------ AVAILABLE DATA ------

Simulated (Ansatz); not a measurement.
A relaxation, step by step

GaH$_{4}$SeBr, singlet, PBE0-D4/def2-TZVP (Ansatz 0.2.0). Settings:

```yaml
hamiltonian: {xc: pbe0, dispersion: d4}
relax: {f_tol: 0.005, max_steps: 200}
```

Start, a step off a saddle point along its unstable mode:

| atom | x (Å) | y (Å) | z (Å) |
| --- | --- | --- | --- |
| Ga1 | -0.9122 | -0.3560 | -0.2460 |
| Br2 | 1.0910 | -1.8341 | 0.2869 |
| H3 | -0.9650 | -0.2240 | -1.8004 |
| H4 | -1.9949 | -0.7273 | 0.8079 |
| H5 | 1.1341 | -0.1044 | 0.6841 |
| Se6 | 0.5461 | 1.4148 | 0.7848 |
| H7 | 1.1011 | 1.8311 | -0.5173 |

------

Starting with the first line of the listing, output each line exactly until you have included the one containing "1.4148 | 0.7848 |".

Simulated (Ansatz); not a measurement.
A relaxation, step by step

GaH$_{4}$SeBr, singlet, PBE0-D4/def2-TZVP (Ansatz 0.2.0). Settings:

```yaml
hamiltonian: {xc: pbe0, dispersion: d4}
relax: {f_tol: 0.005, max_steps: 200}
```

Start, a step off a saddle point along its unstable mode:

| atom | x (Å) | y (Å) | z (Å) |
| --- | --- | --- | --- |
| Ga1 | -0.9122 | -0.3560 | -0.2460 |
| Br2 | 1.0910 | -1.8341 | 0.2869 |
| H3 | -0.9650 | -0.2240 | -1.8004 |
| H4 | -1.9949 | -0.7273 | 0.8079 |
| H5 | 1.1341 | -0.1044 | 0.6841 |
| Se6 | 0.5461 | 1.4148 | 0.7848 |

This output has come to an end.